▶ _DATA RECORDS_
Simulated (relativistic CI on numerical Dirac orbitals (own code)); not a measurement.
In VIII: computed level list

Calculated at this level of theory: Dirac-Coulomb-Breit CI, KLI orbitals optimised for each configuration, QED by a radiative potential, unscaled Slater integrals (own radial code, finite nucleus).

▶ _ACTIVITY_
Each entry above must be printed exactly as written.

▶ _WRITTEN SOLUTION_
Simulated (relativistic CI on numerical Dirac orbitals (own code)); not a measurement.
In VIII: computed level list

Calculated at this level of theory: Dirac-Coulomb-Breit CI, KLI orbitals optimised for each configuration, QED by a radiative potential, unscaled Slater integrals (own radial code, finite nucleus).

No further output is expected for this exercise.